■ **RECORDS PROVIDED**
-*-

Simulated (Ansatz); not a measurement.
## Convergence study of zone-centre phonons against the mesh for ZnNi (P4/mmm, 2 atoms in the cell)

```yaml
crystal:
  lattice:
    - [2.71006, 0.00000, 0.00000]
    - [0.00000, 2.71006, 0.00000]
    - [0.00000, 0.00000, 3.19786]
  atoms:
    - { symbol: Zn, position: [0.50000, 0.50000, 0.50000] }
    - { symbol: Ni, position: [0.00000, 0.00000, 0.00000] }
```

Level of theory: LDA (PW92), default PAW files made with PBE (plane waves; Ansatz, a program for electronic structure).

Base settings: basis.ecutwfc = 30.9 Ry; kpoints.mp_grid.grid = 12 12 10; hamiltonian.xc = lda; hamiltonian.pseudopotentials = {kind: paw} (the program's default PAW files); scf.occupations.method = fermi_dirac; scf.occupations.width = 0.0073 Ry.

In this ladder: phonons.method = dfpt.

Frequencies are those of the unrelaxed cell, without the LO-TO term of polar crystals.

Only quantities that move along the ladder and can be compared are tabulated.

-*-

■ **TASK ITEM**
The response should contain each record above, retyped exactly.

■ **EXERCISE SOLUTION**
Simulated (Ansatz); not a measurement.
## Convergence study of zone-centre phonons against the mesh for ZnNi (P4/mmm, 2 atoms in the cell)

```yaml
crystal:
  lattice:
    - [2.71006, 0.00000, 0.00000]
    - [0.00000, 2.71006, 0.00000]
    - [0.00000, 0.00000, 3.19786]
  atoms:
    - { symbol: Zn, position: [0.50000, 0.50000, 0.50000] }
    - { symbol: Ni, position: [0.00000, 0.00000, 0.00000] }
```

Level of theory: LDA (PW92), default PAW files made with PBE (plane waves; Ansatz, a program for electronic structure).

Base settings: basis.ecutwfc = 30.9 Ry; kpoints.mp_grid.grid = 12 12 10; hamiltonian.xc = lda; hamiltonian.pseudopotentials = {kind: paw} (the program's default PAW files); scf.occupations.method = fermi_dirac; scf.occupations.width = 0.0073 Ry.

In this ladder: phonons.method = dfpt.

Frequencies are those of the unrelaxed cell, without the LO-TO term of polar crystals.

Only quantities that move along the ladder and can be compared are tabulated.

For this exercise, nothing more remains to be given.